Assigned task:
Character for character, give back every line below.

Source data:
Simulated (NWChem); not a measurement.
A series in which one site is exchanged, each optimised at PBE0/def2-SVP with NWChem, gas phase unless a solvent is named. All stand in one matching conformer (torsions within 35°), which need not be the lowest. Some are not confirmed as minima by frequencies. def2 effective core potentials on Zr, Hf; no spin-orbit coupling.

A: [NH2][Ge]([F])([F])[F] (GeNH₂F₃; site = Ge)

Task response:
Simulated (NWChem); not a measurement.
A series in which one site is exchanged, each optimised at PBE0/def2-SVP with NWChem, gas phase unless a solvent is named. All stand in one matching conformer (torsions within 35°), which need not be the lowest. Some are not confirmed as minima by frequencies. def2 effective core potentials on Zr, Hf; no spin-orbit coupling.

A: [NH2][Ge]([F])([F])[F] (GeNH₂F₃; site = Ge)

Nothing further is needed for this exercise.